* [ASSIGNMENT]:
Copy out all of the entries below without any change.

* [DATASET EXCERPTS]:
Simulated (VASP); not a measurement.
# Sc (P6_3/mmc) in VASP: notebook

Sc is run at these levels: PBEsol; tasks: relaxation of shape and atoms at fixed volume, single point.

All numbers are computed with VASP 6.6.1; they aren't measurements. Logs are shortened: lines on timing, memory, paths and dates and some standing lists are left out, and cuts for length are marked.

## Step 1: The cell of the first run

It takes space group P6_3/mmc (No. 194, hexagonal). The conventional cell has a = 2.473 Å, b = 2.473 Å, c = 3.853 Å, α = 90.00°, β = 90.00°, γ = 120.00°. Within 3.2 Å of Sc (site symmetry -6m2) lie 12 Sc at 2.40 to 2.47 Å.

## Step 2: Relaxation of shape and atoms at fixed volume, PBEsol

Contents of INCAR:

* [REPLY]:
Simulated (VASP); not a measurement.
# Sc (P6_3/mmc) in VASP: notebook

Sc is run at these levels: PBEsol; tasks: relaxation of shape and atoms at fixed volume, single point.

All numbers are computed with VASP 6.6.1; they aren't measurements. Logs are shortened: lines on timing, memory, paths and dates and some standing lists are left out, and cuts for length are marked.

## Step 1: The cell of the first run

It takes space group P6_3/mmc (No. 194, hexagonal). The conventional cell has a = 2.473 Å, b = 2.473 Å, c = 3.853 Å, α = 90.00°, β = 90.00°, γ = 120.00°. Within 3.2 Å of Sc (site symmetry -6m2) lie 12 Sc at 2.40 to 2.47 Å.

## Step 2: Relaxation of shape and atoms at fixed volume, PBEsol

Contents of INCAR:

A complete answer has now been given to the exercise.